▶ [Information provided]
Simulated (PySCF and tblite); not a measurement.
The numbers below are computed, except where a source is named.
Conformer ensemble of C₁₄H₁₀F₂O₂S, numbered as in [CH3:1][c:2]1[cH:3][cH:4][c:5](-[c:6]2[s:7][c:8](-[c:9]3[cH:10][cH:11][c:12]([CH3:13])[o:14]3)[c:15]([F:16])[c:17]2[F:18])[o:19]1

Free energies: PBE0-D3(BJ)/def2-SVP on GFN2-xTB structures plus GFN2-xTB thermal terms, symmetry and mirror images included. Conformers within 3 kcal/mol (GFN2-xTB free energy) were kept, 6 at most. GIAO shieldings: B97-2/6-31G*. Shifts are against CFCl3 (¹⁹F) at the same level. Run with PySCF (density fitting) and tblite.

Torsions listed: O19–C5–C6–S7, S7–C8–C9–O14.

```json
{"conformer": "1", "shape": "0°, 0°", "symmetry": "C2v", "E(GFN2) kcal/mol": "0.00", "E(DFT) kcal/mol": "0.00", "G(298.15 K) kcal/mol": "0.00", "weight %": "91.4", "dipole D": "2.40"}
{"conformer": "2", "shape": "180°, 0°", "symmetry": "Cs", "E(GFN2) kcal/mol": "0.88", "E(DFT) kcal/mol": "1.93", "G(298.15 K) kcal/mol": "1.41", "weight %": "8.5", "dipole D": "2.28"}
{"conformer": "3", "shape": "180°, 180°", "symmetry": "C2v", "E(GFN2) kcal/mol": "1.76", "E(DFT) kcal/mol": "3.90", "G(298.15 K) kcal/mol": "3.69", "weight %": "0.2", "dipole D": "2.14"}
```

▶ [Work order] Write each record out again exactly.

▶ [Task solution]
Simulated (PySCF and tblite); not a measurement.
The numbers below are computed, except where a source is named.
Conformer ensemble of C₁₄H₁₀F₂O₂S, numbered as in [CH3:1][c:2]1[cH:3][cH:4][c:5](-[c:6]2[s:7][c:8](-[c:9]3[cH:10][cH:11][c:12]([CH3:13])[o:14]3)[c:15]([F:16])[c:17]2[F:18])[o:19]1

Free energies: PBE0-D3(BJ)/def2-SVP on GFN2-xTB structures plus GFN2-xTB thermal terms, symmetry and mirror images included. Conformers within 3 kcal/mol (GFN2-xTB free energy) were kept, 6 at most. GIAO shieldings: B97-2/6-31G*. Shifts are against CFCl3 (¹⁹F) at the same level. Run with PySCF (density fitting) and tblite.

Torsions listed: O19–C5–C6–S7, S7–C8–C9–O14.

```json
{"conformer": "1", "shape": "0°, 0°", "symmetry": "C2v", "E(GFN2) kcal/mol": "0.00", "E(DFT) kcal/mol": "0.00", "G(298.15 K) kcal/mol": "0.00", "weight %": "91.4", "dipole D": "2.40"}
{"conformer": "2", "shape": "180°, 0°", "symmetry": "Cs", "E(GFN2) kcal/mol": "0.88", "E(DFT) kcal/mol": "1.93", "G(298.15 K) kcal/mol": "1.41", "weight %": "8.5", "dipole D": "2.28"}
{"conformer": "3", "shape": "180°, 180°", "symmetry": "C2v", "E(GFN2) kcal/mol": "1.76", "E(DFT) kcal/mol": "3.90", "G(298.15 K) kcal/mol": "3.69", "weight %": "0.2", "dipole D": "2.14"}
```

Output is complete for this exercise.